_____

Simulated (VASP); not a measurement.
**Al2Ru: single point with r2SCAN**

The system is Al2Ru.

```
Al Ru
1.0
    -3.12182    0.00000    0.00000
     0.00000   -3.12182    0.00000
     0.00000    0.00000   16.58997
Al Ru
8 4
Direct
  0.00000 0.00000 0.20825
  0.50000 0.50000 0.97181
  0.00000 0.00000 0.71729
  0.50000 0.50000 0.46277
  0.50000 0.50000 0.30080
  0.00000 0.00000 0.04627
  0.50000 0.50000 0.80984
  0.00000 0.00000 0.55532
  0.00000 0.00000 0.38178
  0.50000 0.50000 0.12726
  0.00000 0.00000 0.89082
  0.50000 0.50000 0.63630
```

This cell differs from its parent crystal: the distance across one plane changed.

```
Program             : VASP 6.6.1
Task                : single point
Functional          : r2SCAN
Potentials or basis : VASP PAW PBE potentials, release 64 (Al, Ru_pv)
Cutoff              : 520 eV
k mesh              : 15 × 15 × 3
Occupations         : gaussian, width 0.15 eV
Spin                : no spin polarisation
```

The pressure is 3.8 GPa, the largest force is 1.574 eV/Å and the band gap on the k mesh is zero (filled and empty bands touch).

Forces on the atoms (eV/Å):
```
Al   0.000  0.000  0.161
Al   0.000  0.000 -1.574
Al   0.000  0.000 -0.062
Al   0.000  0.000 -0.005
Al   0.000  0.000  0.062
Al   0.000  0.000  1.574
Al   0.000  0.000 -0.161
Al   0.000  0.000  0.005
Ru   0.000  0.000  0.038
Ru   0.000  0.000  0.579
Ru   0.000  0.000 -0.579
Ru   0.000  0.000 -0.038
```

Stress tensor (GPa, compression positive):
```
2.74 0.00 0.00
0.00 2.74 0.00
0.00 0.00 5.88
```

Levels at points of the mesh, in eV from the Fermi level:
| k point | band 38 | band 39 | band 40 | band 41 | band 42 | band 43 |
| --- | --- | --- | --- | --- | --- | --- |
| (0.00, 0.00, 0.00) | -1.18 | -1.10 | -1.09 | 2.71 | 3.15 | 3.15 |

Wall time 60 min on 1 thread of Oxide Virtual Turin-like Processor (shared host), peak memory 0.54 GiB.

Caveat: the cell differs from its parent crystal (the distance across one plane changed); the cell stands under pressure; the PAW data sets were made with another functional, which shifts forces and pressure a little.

_____

Activity:
If a line comes after the one that contains "3.15 | 3.15 |", leave it out; return every line of the entries up to that point exactly, starting with the first, with that line included.

Worked solution:
Simulated (VASP); not a measurement.
**Al2Ru: single point with r2SCAN**

The system is Al2Ru.

```
Al Ru
1.0
    -3.12182    0.00000    0.00000
     0.00000   -3.12182    0.00000
     0.00000    0.00000   16.58997
Al Ru
8 4
Direct
  0.00000 0.00000 0.20825
  0.50000 0.50000 0.97181
  0.00000 0.00000 0.71729
  0.50000 0.50000 0.46277
  0.50000 0.50000 0.30080
  0.00000 0.00000 0.04627
  0.50000 0.50000 0.80984
  0.00000 0.00000 0.55532
  0.00000 0.00000 0.38178
  0.50000 0.50000 0.12726
  0.00000 0.00000 0.89082
  0.50000 0.50000 0.63630
```

This cell differs from its parent crystal: the distance across one plane changed.

```
Program             : VASP 6.6.1
Task                : single point
Functional          : r2SCAN
Potentials or basis : VASP PAW PBE potentials, release 64 (Al, Ru_pv)
Cutoff              : 520 eV
k mesh              : 15 × 15 × 3
Occupations         : gaussian, width 0.15 eV
Spin                : no spin polarisation
```

The pressure is 3.8 GPa, the largest force is 1.574 eV/Å and the band gap on the k mesh is zero (filled and empty bands touch).

Forces on the atoms (eV/Å):
```
Al   0.000  0.000  0.161
Al   0.000  0.000 -1.574
Al   0.000  0.000 -0.062
Al   0.000  0.000 -0.005
Al   0.000  0.000  0.062
Al   0.000  0.000  1.574
Al   0.000  0.000 -0.161
Al   0.000  0.000  0.005
Ru   0.000  0.000  0.038
Ru   0.000  0.000  0.579
Ru   0.000  0.000 -0.579
Ru   0.000  0.000 -0.038
```

Stress tensor (GPa, compression positive):
```
2.74 0.00 0.00
0.00 2.74 0.00
0.00 0.00 5.88
```

Levels at points of the mesh, in eV from the Fermi level:
| k point | band 38 | band 39 | band 40 | band 41 | band 42 | band 43 |
| --- | --- | --- | --- | --- | --- | --- |
| (0.00, 0.00, 0.00) | -1.18 | -1.10 | -1.09 | 2.71 | 3.15 | 3.15 |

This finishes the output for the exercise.